● ● ● ● ●

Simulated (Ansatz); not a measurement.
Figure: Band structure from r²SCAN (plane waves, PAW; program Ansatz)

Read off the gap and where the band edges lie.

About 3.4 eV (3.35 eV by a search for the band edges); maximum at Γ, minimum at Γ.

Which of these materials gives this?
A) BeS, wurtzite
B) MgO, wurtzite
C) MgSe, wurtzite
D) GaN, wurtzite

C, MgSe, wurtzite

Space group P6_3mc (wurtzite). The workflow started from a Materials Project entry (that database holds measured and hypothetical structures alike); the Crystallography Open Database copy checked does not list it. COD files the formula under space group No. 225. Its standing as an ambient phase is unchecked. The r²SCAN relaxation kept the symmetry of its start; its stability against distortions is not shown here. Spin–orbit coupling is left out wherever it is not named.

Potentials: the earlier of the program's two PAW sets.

● ● ● ● ●

■ Assigned task
Please give back, exactly as it stands above, the stretch from the line with "Read off the" through the line with "Space group P6_3mc", and no line outside it.

■ Reply
Read off the gap and where the band edges lie.

About 3.4 eV (3.35 eV by a search for the band edges); maximum at Γ, minimum at Γ.

Which of these materials gives this?
A) BeS, wurtzite
B) MgO, wurtzite
C) MgSe, wurtzite
D) GaN, wurtzite

C, MgSe, wurtzite

Space group P6_3mc (wurtzite). The workflow started from a Materials Project entry (that database holds measured and hypothetical structures alike); the Crystallography Open Database copy checked does not list it. COD files the formula under space group No. 225. Its standing as an ambient phase is unchecked. The r²SCAN relaxation kept the symmetry of its start; its stability against distortions is not shown here. Spin–orbit coupling is left out wherever it is not named.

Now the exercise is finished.